▶ _WORK INSTRUCTION_:
Your task is to repeat exactly the lines below between the line holding "Question: Are they" and the line holding "Question: Which structure is the most stable?", inclusive, and only those.

Start of RECORDS PROVIDED

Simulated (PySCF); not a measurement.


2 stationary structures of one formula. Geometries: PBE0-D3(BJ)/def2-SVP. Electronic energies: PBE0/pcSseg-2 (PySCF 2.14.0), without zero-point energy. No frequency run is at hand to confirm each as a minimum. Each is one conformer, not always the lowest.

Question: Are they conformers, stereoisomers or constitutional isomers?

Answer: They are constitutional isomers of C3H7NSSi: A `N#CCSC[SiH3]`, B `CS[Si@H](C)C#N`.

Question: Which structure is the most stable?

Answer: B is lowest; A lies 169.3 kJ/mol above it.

End of RECORDS PROVIDED

▶ _WRITTEN REPLY_:
Question: Are they conformers, stereoisomers or constitutional isomers?

Answer: They are constitutional isomers of C3H7NSSi: A `N#CCSC[SiH3]`, B `CS[Si@H](C)C#N`.

Question: Which structure is the most stable?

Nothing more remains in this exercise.